SUPPLIED ENTRIES:

-- Opening Marker --

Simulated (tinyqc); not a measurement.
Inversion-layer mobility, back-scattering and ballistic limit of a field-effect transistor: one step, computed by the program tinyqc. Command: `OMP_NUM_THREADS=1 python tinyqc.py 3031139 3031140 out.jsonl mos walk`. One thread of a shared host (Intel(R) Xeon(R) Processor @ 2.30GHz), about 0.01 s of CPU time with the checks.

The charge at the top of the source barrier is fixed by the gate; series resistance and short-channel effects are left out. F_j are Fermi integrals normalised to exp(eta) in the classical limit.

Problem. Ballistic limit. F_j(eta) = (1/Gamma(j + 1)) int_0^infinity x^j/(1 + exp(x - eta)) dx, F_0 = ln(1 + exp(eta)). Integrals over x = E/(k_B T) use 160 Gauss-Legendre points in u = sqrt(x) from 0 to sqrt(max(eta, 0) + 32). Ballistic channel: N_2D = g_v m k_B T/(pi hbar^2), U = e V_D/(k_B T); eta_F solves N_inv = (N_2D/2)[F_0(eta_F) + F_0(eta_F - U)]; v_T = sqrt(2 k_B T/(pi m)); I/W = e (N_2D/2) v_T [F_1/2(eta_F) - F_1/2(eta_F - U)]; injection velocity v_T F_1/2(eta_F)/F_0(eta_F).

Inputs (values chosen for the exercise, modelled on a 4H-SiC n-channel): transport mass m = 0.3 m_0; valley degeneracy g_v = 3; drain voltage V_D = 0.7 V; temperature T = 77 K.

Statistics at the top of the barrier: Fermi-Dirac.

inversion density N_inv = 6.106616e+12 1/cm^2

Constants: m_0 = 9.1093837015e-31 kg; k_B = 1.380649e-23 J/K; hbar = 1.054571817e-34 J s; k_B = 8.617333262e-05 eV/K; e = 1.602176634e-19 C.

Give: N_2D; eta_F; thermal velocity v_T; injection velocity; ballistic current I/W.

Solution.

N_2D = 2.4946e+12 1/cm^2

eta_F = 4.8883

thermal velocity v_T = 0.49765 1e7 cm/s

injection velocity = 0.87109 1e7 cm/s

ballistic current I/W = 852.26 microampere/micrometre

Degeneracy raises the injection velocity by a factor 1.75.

-- Closing Marker --

WORK INSTRUCTION:
Transcribe the listing above line for line, from the first line to the line containing "The charge at", inclusive, with no other lines.

WRITTEN SOLUTION:
Simulated (tinyqc); not a measurement.
Inversion-layer mobility, back-scattering and ballistic limit of a field-effect transistor: one step, computed by the program tinyqc. Command: `OMP_NUM_THREADS=1 python tinyqc.py 3031139 3031140 out.jsonl mos walk`. One thread of a shared host (Intel(R) Xeon(R) Processor @ 2.30GHz), about 0.01 s of CPU time with the checks.

The charge at the top of the source barrier is fixed by the gate; series resistance and short-channel effects are left out. F_j are Fermi integrals normalised to exp(eta) in the classical limit.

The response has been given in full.